**WORK ORDER**
Where the records below show a line containing "Runs of VASP", start copying; end with the line containing "Caveats: the PAW", and copy it too.

**RECORDS SUPPLIED**
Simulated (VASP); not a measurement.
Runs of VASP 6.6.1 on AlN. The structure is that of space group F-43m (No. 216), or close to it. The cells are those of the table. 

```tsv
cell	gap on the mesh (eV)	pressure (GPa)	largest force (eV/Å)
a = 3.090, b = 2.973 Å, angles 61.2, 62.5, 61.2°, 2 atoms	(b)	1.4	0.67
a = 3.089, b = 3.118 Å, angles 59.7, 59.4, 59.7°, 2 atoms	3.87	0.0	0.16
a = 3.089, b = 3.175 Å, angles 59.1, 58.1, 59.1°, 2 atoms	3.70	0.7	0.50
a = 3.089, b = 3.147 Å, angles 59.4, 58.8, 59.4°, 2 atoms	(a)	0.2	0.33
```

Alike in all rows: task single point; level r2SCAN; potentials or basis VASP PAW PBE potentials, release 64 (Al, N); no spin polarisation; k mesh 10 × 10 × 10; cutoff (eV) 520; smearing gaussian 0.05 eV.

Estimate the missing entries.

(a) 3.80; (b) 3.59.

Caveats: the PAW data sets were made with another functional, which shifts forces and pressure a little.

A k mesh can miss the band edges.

**EXERCISE OUTPUT**
Runs of VASP 6.6.1 on AlN. The structure is that of space group F-43m (No. 216), or close to it. The cells are those of the table. 

```tsv
cell	gap on the mesh (eV)	pressure (GPa)	largest force (eV/Å)
a = 3.090, b = 2.973 Å, angles 61.2, 62.5, 61.2°, 2 atoms	(b)	1.4	0.67
a = 3.089, b = 3.118 Å, angles 59.7, 59.4, 59.7°, 2 atoms	3.87	0.0	0.16
a = 3.089, b = 3.175 Å, angles 59.1, 58.1, 59.1°, 2 atoms	3.70	0.7	0.50
a = 3.089, b = 3.147 Å, angles 59.4, 58.8, 59.4°, 2 atoms	(a)	0.2	0.33
```

Alike in all rows: task single point; level r2SCAN; potentials or basis VASP PAW PBE potentials, release 64 (Al, N); no spin polarisation; k mesh 10 × 10 × 10; cutoff (eV) 520; smearing gaussian 0.05 eV.

Estimate the missing entries.

(a) 3.80; (b) 3.59.

Caveats: the PAW data sets were made with another functional, which shifts forces and pressure a little.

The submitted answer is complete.